• [Requirement]
Here the job is to return only the lines of the material, exactly, from the first one to the line with "correction | no |".

• [Material supplied]
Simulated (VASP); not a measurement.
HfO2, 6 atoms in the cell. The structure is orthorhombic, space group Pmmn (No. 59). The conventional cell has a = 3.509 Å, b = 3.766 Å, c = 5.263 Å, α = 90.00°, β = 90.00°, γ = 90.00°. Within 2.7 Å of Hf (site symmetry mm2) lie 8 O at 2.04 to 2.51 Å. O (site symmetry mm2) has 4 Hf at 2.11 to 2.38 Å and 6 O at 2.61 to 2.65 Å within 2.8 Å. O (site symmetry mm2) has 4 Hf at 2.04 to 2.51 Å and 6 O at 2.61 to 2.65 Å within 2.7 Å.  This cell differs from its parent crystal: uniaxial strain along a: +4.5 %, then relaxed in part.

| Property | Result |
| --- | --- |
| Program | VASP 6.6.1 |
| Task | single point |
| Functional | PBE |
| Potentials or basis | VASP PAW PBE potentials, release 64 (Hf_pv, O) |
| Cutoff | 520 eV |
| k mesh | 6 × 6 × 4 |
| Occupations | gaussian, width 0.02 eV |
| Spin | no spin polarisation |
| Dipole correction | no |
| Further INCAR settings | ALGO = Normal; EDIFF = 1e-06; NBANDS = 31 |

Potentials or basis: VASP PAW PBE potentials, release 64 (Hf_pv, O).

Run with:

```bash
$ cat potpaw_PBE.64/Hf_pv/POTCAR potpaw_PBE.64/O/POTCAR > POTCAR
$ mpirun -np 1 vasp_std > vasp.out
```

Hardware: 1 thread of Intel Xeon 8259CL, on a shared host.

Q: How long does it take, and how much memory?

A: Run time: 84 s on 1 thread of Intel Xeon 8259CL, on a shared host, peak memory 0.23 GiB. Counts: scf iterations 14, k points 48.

• [Exercise solution]
Simulated (VASP); not a measurement.
HfO2, 6 atoms in the cell. The structure is orthorhombic, space group Pmmn (No. 59). The conventional cell has a = 3.509 Å, b = 3.766 Å, c = 5.263 Å, α = 90.00°, β = 90.00°, γ = 90.00°. Within 2.7 Å of Hf (site symmetry mm2) lie 8 O at 2.04 to 2.51 Å. O (site symmetry mm2) has 4 Hf at 2.11 to 2.38 Å and 6 O at 2.61 to 2.65 Å within 2.8 Å. O (site symmetry mm2) has 4 Hf at 2.04 to 2.51 Å and 6 O at 2.61 to 2.65 Å within 2.7 Å.  This cell differs from its parent crystal: uniaxial strain along a: +4.5 %, then relaxed in part.

| Property | Result |
| --- | --- |
| Program | VASP 6.6.1 |
| Task | single point |
| Functional | PBE |
| Potentials or basis | VASP PAW PBE potentials, release 64 (Hf_pv, O) |
| Cutoff | 520 eV |
| k mesh | 6 × 6 × 4 |
| Occupations | gaussian, width 0.02 eV |
| Spin | no spin polarisation |
| Dipole correction | no |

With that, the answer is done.